ACTIVITY:
Each line of the listing is to be copied exactly.

INFORMATION SUPPLIED:
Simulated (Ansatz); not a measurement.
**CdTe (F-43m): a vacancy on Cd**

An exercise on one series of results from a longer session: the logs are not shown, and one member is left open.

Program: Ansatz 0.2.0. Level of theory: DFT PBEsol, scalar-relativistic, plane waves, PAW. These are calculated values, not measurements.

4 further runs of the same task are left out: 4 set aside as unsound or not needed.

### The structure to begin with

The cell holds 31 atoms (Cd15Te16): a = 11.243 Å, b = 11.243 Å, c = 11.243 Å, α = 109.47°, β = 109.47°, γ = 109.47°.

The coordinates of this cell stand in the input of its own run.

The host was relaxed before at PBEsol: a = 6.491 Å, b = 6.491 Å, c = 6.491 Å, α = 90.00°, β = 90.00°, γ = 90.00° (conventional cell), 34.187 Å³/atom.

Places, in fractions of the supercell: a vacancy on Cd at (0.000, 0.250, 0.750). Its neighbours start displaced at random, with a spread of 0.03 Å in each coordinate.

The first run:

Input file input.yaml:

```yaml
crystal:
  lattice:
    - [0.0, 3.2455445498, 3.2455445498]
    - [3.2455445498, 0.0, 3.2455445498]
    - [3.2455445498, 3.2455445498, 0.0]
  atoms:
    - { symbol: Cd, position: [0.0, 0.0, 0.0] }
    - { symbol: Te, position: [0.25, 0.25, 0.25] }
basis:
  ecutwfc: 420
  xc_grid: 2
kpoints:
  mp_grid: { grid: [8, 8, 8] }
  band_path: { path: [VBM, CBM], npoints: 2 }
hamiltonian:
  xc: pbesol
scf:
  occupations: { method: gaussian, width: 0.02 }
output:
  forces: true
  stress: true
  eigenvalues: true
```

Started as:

RESULT:
Simulated (Ansatz); not a measurement.
**CdTe (F-43m): a vacancy on Cd**

An exercise on one series of results from a longer session: the logs are not shown, and one member is left open.

Program: Ansatz 0.2.0. Level of theory: DFT PBEsol, scalar-relativistic, plane waves, PAW. These are calculated values, not measurements.

4 further runs of the same task are left out: 4 set aside as unsound or not needed.

### The structure to begin with

The cell holds 31 atoms (Cd15Te16): a = 11.243 Å, b = 11.243 Å, c = 11.243 Å, α = 109.47°, β = 109.47°, γ = 109.47°.

The coordinates of this cell stand in the input of its own run.

The host was relaxed before at PBEsol: a = 6.491 Å, b = 6.491 Å, c = 6.491 Å, α = 90.00°, β = 90.00°, γ = 90.00° (conventional cell), 34.187 Å³/atom.

Places, in fractions of the supercell: a vacancy on Cd at (0.000, 0.250, 0.750). Its neighbours start displaced at random, with a spread of 0.03 Å in each coordinate.

The first run:

Input file input.yaml:

```yaml
crystal:
  lattice:
    - [0.0, 3.2455445498, 3.2455445498]
    - [3.2455445498, 0.0, 3.2455445498]
    - [3.2455445498, 3.2455445498, 0.0]
  atoms:
    - { symbol: Cd, position: [0.0, 0.0, 0.0] }
    - { symbol: Te, position: [0.25, 0.25, 0.25] }
basis:
  ecutwfc: 420
  xc_grid: 2
kpoints:
  mp_grid: { grid: [8, 8, 8] }
  band_path: { path: [VBM, CBM], npoints: 2 }
hamiltonian:
  xc: pbesol
scf:
  occupations: { method: gaussian, width: 0.02 }
output:
  forces: true
  stress: true
  eigenvalues: true
```

Started as:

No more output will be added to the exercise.